↓

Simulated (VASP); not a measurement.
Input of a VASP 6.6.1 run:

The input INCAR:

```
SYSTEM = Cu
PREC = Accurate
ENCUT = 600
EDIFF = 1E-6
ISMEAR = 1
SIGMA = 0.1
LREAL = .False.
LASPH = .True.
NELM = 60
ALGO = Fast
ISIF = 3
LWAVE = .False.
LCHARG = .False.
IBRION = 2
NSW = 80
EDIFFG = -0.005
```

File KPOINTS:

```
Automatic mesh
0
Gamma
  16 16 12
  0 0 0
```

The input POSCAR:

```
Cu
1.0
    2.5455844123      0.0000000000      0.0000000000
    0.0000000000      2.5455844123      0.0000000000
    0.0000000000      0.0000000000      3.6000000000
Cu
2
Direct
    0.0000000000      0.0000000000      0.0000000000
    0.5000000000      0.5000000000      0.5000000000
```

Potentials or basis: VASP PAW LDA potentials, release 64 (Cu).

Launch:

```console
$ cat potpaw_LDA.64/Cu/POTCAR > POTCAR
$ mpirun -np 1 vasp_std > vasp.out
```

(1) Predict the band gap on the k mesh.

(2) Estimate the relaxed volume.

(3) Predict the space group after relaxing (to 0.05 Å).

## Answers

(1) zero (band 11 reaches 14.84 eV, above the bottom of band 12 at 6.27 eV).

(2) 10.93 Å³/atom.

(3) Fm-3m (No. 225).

↑

Repeat the entries above verbatim, but only from the line that has "(1) Predict the band gap on the k mesh." down to the line that has "(2) 10.93 Å³/atom.", inclusive.

* Expected answer *
(1) Predict the band gap on the k mesh.

(2) Estimate the relaxed volume.

(3) Predict the space group after relaxing (to 0.05 Å).

## Answers

(1) zero (band 11 reaches 14.84 eV, above the bottom of band 12 at 6.27 eV).

(2) 10.93 Å³/atom.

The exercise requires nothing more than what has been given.